» WORK ORDER
Word for word, restate the lines of the material below from its first line through the one containing "(3) 3.0 GPa.". Omit the rest.

══ DATA RECORDS ══
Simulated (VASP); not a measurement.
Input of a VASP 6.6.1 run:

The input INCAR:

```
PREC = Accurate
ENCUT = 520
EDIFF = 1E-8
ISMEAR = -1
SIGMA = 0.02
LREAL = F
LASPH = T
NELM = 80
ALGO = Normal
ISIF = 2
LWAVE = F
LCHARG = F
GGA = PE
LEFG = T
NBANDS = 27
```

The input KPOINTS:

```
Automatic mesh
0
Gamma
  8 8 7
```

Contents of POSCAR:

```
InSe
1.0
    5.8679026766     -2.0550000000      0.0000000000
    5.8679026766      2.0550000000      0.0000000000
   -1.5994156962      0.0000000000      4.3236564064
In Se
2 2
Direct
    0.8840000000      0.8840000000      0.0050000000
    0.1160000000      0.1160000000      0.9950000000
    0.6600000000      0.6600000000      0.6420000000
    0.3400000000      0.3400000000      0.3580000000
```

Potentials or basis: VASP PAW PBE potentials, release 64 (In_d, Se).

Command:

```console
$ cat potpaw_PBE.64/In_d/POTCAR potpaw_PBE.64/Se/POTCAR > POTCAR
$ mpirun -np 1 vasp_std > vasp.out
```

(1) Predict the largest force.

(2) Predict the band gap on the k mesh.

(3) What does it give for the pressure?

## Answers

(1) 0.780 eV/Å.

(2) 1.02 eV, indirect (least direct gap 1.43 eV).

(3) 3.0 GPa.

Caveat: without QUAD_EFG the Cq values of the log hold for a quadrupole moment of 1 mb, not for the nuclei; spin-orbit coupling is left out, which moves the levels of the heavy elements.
═══

» YOUR SOLUTION
Simulated (VASP); not a measurement.
Input of a VASP 6.6.1 run:

The input INCAR:

```
PREC = Accurate
ENCUT = 520
EDIFF = 1E-8
ISMEAR = -1
SIGMA = 0.02
LREAL = F
LASPH = T
NELM = 80
ALGO = Normal
ISIF = 2
LWAVE = F
LCHARG = F
GGA = PE
LEFG = T
NBANDS = 27
```

The input KPOINTS:

```
Automatic mesh
0
Gamma
  8 8 7
```

Contents of POSCAR:

```
InSe
1.0
    5.8679026766     -2.0550000000      0.0000000000
    5.8679026766      2.0550000000      0.0000000000
   -1.5994156962      0.0000000000      4.3236564064
In Se
2 2
Direct
    0.8840000000      0.8840000000      0.0050000000
    0.1160000000      0.1160000000      0.9950000000
    0.6600000000      0.6600000000      0.6420000000
    0.3400000000      0.3400000000      0.3580000000
```

Potentials or basis: VASP PAW PBE potentials, release 64 (In_d, Se).

Command:

```console
$ cat potpaw_PBE.64/In_d/POTCAR potpaw_PBE.64/Se/POTCAR > POTCAR
$ mpirun -np 1 vasp_std > vasp.out
```

(1) Predict the largest force.

(2) Predict the band gap on the k mesh.

(3) What does it give for the pressure?

## Answers

(1) 0.780 eV/Å.

(2) 1.02 eV, indirect (least direct gap 1.43 eV).

(3) 3.0 GPa.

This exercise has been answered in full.